| Work order |
Below are the entries. Transcribe exactly the lines from the one with "G = 9.727 meV" through the one with "tau = 67.67 fs", ends included, and leave out all others.

================================

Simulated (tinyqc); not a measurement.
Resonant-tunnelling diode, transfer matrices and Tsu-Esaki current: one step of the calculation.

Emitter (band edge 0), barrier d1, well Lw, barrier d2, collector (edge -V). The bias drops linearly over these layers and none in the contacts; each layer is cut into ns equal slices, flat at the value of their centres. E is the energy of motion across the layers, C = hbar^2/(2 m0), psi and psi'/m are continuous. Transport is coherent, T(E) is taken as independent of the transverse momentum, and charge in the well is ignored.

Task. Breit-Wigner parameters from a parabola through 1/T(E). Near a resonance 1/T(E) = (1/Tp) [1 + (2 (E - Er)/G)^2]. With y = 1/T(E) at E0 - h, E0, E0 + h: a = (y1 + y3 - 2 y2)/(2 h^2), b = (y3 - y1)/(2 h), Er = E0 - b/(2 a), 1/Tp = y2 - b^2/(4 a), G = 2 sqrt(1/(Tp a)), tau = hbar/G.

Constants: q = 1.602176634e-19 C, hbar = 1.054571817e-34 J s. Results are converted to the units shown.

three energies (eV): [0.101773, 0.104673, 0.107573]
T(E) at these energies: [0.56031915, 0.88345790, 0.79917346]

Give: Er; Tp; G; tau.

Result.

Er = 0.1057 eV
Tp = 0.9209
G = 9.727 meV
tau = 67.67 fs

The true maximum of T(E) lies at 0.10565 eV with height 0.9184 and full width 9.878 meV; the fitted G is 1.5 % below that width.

================================

| Exercise result |
G = 9.727 meV
tau = 67.67 fs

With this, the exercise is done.